▶ **SUPPLIED RECORDS**:
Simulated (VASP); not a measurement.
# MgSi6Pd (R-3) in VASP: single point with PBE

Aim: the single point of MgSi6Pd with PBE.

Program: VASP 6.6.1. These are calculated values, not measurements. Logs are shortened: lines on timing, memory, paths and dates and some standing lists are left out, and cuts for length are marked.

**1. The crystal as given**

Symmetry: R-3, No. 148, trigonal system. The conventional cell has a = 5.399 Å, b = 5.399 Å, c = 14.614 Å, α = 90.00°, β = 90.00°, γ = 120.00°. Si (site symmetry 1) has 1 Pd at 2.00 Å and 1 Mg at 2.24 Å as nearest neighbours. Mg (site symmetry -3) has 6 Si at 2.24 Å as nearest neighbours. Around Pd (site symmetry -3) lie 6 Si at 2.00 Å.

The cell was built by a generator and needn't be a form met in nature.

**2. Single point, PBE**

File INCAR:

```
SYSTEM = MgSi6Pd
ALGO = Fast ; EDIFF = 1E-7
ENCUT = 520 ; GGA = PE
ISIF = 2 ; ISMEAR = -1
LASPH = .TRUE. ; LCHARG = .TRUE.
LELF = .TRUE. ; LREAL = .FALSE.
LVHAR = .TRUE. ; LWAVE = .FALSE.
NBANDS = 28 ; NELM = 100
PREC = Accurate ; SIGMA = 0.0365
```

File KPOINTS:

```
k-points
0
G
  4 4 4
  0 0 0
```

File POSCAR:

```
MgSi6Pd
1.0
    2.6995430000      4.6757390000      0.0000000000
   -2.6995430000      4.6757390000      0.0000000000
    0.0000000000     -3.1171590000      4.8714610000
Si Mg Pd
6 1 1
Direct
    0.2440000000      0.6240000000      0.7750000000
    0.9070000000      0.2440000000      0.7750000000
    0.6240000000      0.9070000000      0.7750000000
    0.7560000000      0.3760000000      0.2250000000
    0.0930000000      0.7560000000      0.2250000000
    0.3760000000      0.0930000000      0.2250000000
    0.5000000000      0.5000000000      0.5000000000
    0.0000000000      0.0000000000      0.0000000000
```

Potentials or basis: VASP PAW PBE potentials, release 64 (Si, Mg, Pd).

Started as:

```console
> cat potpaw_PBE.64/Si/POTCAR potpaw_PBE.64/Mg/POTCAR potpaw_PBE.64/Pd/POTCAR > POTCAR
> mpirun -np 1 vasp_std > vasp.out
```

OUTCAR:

▶ **ACTION ITEM**: Please print the lines from the start of the records up to and including the line with "crystal as given**", copying each one exactly and leaving out the rest.

▶ **ANSWER BOX**:
Simulated (VASP); not a measurement.
# MgSi6Pd (R-3) in VASP: single point with PBE

Aim: the single point of MgSi6Pd with PBE.

Program: VASP 6.6.1. These are calculated values, not measurements. Logs are shortened: lines on timing, memory, paths and dates and some standing lists are left out, and cuts for length are marked.

**1. The crystal as given**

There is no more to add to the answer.